**Work instruction:** Begin at the top of the listing below. Write each line out exactly, ending with the line that holds "There is a fault: NBANDS".

**Study material:**
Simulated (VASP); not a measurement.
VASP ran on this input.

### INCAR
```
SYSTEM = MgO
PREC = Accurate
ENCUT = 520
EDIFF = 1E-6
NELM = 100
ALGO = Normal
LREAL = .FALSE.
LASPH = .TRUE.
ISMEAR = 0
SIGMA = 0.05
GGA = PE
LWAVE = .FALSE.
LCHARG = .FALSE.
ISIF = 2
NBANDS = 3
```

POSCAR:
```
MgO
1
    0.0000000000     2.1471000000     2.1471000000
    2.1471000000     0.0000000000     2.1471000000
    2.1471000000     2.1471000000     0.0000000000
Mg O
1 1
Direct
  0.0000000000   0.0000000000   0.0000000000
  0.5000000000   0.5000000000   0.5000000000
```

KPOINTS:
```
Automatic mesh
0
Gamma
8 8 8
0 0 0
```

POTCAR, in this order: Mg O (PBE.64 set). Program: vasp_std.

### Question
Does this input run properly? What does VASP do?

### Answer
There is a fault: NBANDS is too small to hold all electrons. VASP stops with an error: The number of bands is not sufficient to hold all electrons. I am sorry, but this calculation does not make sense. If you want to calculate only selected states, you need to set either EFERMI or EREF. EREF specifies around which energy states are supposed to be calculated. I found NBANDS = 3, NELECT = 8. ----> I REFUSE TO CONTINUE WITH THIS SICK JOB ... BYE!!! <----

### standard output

**Task answer:**
Simulated (VASP); not a measurement.
VASP ran on this input.

### INCAR
```
SYSTEM = MgO
PREC = Accurate
ENCUT = 520
EDIFF = 1E-6
NELM = 100
ALGO = Normal
LREAL = .FALSE.
LASPH = .TRUE.
ISMEAR = 0
SIGMA = 0.05
GGA = PE
LWAVE = .FALSE.
LCHARG = .FALSE.
ISIF = 2
NBANDS = 3
```

POSCAR:
```
MgO
1
    0.0000000000     2.1471000000     2.1471000000
    2.1471000000     0.0000000000     2.1471000000
    2.1471000000     2.1471000000     0.0000000000
Mg O
1 1
Direct
  0.0000000000   0.0000000000   0.0000000000
  0.5000000000   0.5000000000   0.5000000000
```

KPOINTS:
```
Automatic mesh
0
Gamma
8 8 8
0 0 0
```

POTCAR, in this order: Mg O (PBE.64 set). Program: vasp_std.

### Question
Does this input run properly? What does VASP do?

### Answer
There is a fault: NBANDS is too small to hold all electrons. VASP stops with an error: The number of bands is not sufficient to hold all electrons. I am sorry, but this calculation does not make sense. If you want to calculate only selected states, you need to set either EFERMI or EREF. EREF specifies around which energy states are supposed to be calculated. I found NBANDS = 3, NELECT = 8. ----> I REFUSE TO CONTINUE WITH THIS SICK JOB ... BYE!!! <----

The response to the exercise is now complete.